### Task item
Reproduce the listing exactly, please, with every line intact.

%%
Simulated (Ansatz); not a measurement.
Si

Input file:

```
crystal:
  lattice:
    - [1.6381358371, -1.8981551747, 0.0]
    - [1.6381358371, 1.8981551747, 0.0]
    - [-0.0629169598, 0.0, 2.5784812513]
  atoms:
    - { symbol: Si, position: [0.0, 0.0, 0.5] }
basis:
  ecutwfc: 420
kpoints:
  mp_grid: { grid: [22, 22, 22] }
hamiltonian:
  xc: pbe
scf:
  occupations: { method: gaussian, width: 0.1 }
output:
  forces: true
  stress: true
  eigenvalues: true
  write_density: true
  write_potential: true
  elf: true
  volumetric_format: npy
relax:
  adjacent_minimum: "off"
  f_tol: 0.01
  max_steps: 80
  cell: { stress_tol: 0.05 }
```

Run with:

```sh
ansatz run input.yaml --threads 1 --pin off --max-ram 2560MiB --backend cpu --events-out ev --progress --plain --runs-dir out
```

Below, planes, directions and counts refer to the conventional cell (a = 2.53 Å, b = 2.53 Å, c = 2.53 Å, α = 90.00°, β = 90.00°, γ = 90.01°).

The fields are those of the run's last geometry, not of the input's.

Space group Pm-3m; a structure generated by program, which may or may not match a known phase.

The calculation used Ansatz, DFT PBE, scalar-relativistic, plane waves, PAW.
%%

### Task output
Simulated (Ansatz); not a measurement.
Si

Input file:

```
crystal:
  lattice:
    - [1.6381358371, -1.8981551747, 0.0]
    - [1.6381358371, 1.8981551747, 0.0]
    - [-0.0629169598, 0.0, 2.5784812513]
  atoms:
    - { symbol: Si, position: [0.0, 0.0, 0.5] }
basis:
  ecutwfc: 420
kpoints:
  mp_grid: { grid: [22, 22, 22] }
hamiltonian:
  xc: pbe
scf:
  occupations: { method: gaussian, width: 0.1 }
output:
  forces: true
  stress: true
  eigenvalues: true
  write_density: true
  write_potential: true
  elf: true
  volumetric_format: npy
relax:
  adjacent_minimum: "off"
  f_tol: 0.01
  max_steps: 80
  cell: { stress_tol: 0.05 }
```

Run with:

```sh
ansatz run input.yaml --threads 1 --pin off --max-ram 2560MiB --backend cpu --events-out ev --progress --plain --runs-dir out
```

Below, planes, directions and counts refer to the conventional cell (a = 2.53 Å, b = 2.53 Å, c = 2.53 Å, α = 90.00°, β = 90.00°, γ = 90.01°).

The fields are those of the run's last geometry, not of the input's.

Space group Pm-3m; a structure generated by program, which may or may not match a known phase.

The calculation used Ansatz, DFT PBE, scalar-relativistic, plane waves, PAW.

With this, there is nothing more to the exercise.